WORK TASK
Only the opening lines of the listing, through the one with "C. spin collinear, ferromagnetic", are to be retyped, each exactly as it stands.

RECORDS PROVIDED
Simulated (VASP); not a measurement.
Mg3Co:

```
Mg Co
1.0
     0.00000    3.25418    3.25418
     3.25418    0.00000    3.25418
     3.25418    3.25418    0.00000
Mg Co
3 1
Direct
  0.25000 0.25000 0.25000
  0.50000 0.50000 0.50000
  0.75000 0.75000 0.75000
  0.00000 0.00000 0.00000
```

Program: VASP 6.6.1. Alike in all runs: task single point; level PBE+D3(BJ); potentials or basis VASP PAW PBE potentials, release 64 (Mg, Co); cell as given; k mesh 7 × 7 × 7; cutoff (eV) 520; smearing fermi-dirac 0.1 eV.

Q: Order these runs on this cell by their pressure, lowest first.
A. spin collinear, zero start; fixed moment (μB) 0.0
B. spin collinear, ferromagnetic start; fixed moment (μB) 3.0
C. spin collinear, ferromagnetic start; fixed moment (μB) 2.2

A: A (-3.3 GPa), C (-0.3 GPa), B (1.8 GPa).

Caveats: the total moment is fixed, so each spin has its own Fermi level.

EXERCISE RESULT
Simulated (VASP); not a measurement.
Mg3Co:

```
Mg Co
1.0
     0.00000    3.25418    3.25418
     3.25418    0.00000    3.25418
     3.25418    3.25418    0.00000
Mg Co
3 1
Direct
  0.25000 0.25000 0.25000
  0.50000 0.50000 0.50000
  0.75000 0.75000 0.75000
  0.00000 0.00000 0.00000
```

Program: VASP 6.6.1. Alike in all runs: task single point; level PBE+D3(BJ); potentials or basis VASP PAW PBE potentials, release 64 (Mg, Co); cell as given; k mesh 7 × 7 × 7; cutoff (eV) 520; smearing fermi-dirac 0.1 eV.

Q: Order these runs on this cell by their pressure, lowest first.
A. spin collinear, zero start; fixed moment (μB) 0.0
B. spin collinear, ferromagnetic start; fixed moment (μB) 3.0
C. spin collinear, ferromagnetic start; fixed moment (μB) 2.2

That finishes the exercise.